--- --- ---

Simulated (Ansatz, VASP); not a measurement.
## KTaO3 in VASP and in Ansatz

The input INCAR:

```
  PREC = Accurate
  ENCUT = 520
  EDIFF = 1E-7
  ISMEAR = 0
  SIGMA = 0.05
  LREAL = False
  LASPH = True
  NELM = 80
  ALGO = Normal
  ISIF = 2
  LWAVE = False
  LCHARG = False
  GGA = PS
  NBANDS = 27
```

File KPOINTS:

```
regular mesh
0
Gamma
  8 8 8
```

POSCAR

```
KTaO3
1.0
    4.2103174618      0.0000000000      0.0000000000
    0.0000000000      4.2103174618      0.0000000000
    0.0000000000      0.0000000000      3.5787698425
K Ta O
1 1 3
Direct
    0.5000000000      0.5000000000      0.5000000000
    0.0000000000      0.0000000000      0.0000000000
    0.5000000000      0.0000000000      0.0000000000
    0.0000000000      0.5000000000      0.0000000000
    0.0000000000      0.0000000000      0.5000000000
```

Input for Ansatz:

--- --- ---

**Work task**
Copy every line above without altering a word.

**Written reply**
Simulated (Ansatz, VASP); not a measurement.
## KTaO3 in VASP and in Ansatz

The input INCAR:

```
  PREC = Accurate
  ENCUT = 520
  EDIFF = 1E-7
  ISMEAR = 0
  SIGMA = 0.05
  LREAL = False
  LASPH = True
  NELM = 80
  ALGO = Normal
  ISIF = 2
  LWAVE = False
  LCHARG = False
  GGA = PS
  NBANDS = 27
```

File KPOINTS:

```
regular mesh
0
Gamma
  8 8 8
```

POSCAR

```
KTaO3
1.0
    4.2103174618      0.0000000000      0.0000000000
    0.0000000000      4.2103174618      0.0000000000
    0.0000000000      0.0000000000      3.5787698425
K Ta O
1 1 3
Direct
    0.5000000000      0.5000000000      0.5000000000
    0.0000000000      0.0000000000      0.0000000000
    0.5000000000      0.0000000000      0.0000000000
    0.0000000000      0.5000000000      0.0000000000
    0.0000000000      0.0000000000      0.5000000000
```

Input for Ansatz:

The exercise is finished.